•••
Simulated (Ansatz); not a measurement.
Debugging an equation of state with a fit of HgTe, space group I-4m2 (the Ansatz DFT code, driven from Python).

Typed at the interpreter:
•••

The records above should be restated exactly, line for line.

▶ **ANSWER AREA**
Simulated (Ansatz); not a measurement.
Debugging an equation of state with a fit of HgTe, space group I-4m2 (the Ansatz DFT code, driven from Python).

Typed at the interpreter:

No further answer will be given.